— Action item —
All lines below are to be output exactly as they stand.

#####
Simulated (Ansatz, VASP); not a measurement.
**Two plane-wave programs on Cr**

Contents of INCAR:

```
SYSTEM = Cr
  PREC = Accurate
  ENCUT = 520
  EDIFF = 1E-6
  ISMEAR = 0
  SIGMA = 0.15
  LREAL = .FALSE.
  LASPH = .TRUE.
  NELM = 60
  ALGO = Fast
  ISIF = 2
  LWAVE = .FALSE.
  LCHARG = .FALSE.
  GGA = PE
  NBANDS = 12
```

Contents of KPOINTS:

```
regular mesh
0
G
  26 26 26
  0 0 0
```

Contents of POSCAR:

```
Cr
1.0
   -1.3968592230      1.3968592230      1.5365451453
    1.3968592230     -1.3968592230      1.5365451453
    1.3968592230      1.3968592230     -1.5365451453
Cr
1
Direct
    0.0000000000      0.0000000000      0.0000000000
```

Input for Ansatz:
#####

— Task solution —
Simulated (Ansatz, VASP); not a measurement.
**Two plane-wave programs on Cr**

Contents of INCAR:

```
SYSTEM = Cr
  PREC = Accurate
  ENCUT = 520
  EDIFF = 1E-6
  ISMEAR = 0
  SIGMA = 0.15
  LREAL = .FALSE.
  LASPH = .TRUE.
  NELM = 60
  ALGO = Fast
  ISIF = 2
  LWAVE = .FALSE.
  LCHARG = .FALSE.
  GGA = PE
  NBANDS = 12
```

Contents of KPOINTS:

```
regular mesh
0
G
  26 26 26
  0 0 0
```

Contents of POSCAR:

```
Cr
1.0
   -1.3968592230      1.3968592230      1.5365451453
    1.3968592230     -1.3968592230      1.5365451453
    1.3968592230      1.3968592230     -1.5365451453
Cr
1
Direct
    0.0000000000      0.0000000000      0.0000000000
```

Input for Ansatz:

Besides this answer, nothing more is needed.